Assigned task:
Would you return, word for word, the lines of the data below from the line with "point with PBE**" through the line with "6 | band 7 |", and no others?

-- Opening Marker --

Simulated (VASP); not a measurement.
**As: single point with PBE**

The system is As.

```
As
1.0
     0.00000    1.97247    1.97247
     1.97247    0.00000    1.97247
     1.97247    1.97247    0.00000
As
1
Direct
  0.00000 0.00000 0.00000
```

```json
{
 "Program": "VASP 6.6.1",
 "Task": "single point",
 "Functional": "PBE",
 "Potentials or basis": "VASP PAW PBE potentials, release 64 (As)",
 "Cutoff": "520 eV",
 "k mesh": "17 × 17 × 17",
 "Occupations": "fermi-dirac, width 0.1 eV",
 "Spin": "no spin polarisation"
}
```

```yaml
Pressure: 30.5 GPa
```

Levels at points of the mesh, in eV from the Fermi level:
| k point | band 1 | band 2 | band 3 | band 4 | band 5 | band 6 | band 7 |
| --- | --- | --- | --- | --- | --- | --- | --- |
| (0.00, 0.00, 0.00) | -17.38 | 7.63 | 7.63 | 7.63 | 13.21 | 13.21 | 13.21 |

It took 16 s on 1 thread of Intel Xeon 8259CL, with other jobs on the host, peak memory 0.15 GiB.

-- Closing Marker --

Your response:
**As: single point with PBE**

The system is As.

```
As
1.0
     0.00000    1.97247    1.97247
     1.97247    0.00000    1.97247
     1.97247    1.97247    0.00000
As
1
Direct
  0.00000 0.00000 0.00000
```

```json
{
 "Program": "VASP 6.6.1",
 "Task": "single point",
 "Functional": "PBE",
 "Potentials or basis": "VASP PAW PBE potentials, release 64 (As)",
 "Cutoff": "520 eV",
 "k mesh": "17 × 17 × 17",
 "Occupations": "fermi-dirac, width 0.1 eV",
 "Spin": "no spin polarisation"
}
```

```yaml
Pressure: 30.5 GPa
```

Levels at points of the mesh, in eV from the Fermi level:
| k point | band 1 | band 2 | band 3 | band 4 | band 5 | band 6 | band 7 |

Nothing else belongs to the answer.